AVAILABLE DATA:
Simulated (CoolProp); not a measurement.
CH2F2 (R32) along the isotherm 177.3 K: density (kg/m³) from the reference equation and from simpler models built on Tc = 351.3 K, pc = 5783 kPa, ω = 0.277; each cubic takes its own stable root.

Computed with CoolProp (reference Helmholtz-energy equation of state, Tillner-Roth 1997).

WORK ITEM:
Reproduce the records word for word.

EXERCISE RESULT:
Simulated (CoolProp); not a measurement.
CH2F2 (R32) along the isotherm 177.3 K: density (kg/m³) from the reference equation and from simpler models built on Tc = 351.3 K, pc = 5783 kPa, ω = 0.277; each cubic takes its own stable root.

Computed with CoolProp (reference Helmholtz-energy equation of state, Tillner-Roth 1997).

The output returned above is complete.